Assigned task.
Could you set down all of the data again, exactly as it stands?

- Opening Delimiter -

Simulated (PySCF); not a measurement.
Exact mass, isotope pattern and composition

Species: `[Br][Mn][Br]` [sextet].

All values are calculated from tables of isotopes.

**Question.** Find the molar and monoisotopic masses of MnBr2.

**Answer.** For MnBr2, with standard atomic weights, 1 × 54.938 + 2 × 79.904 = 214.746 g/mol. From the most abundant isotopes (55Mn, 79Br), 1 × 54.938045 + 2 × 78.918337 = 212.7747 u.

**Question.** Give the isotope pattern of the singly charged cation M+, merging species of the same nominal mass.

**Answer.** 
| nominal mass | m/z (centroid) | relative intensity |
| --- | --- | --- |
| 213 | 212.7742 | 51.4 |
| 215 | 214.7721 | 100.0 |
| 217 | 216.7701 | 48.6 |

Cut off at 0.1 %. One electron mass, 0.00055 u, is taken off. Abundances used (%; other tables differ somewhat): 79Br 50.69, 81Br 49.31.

- Closing Delimiter -

Written reply.
Simulated (PySCF); not a measurement.
Exact mass, isotope pattern and composition

Species: `[Br][Mn][Br]` [sextet].

All values are calculated from tables of isotopes.

**Question.** Find the molar and monoisotopic masses of MnBr2.

**Answer.** For MnBr2, with standard atomic weights, 1 × 54.938 + 2 × 79.904 = 214.746 g/mol. From the most abundant isotopes (55Mn, 79Br), 1 × 54.938045 + 2 × 78.918337 = 212.7747 u.

**Question.** Give the isotope pattern of the singly charged cation M+, merging species of the same nominal mass.

**Answer.** 
| nominal mass | m/z (centroid) | relative intensity |
| --- | --- | --- |
| 213 | 212.7742 | 51.4 |
| 215 | 214.7721 | 100.0 |
| 217 | 216.7701 | 48.6 |

Cut off at 0.1 %. One electron mass, 0.00055 u, is taken off. Abundances used (%; other tables differ somewhat): 79Br 50.69, 81Br 49.31.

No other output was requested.